RECORD EXTRACTS:
****

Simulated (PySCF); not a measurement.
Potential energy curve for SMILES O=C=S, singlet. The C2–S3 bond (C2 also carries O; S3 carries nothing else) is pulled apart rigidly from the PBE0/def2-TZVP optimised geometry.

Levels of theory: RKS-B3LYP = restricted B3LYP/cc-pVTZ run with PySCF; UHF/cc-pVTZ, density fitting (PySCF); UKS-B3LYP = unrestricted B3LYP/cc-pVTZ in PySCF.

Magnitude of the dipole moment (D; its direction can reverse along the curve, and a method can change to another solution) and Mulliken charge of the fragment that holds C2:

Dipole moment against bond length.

****

ASSIGNED TASK: Print exactly the lines above from the one with "Levels of theory: RKS-B3LYP" to the one with "Magnitude of the", including both.

EXERCISE OUTPUT:
Levels of theory: RKS-B3LYP = restricted B3LYP/cc-pVTZ run with PySCF; UHF/cc-pVTZ, density fitting (PySCF); UKS-B3LYP = unrestricted B3LYP/cc-pVTZ in PySCF.

Magnitude of the dipole moment (D; its direction can reverse along the curve, and a method can change to another solution) and Mulliken charge of the fragment that holds C2:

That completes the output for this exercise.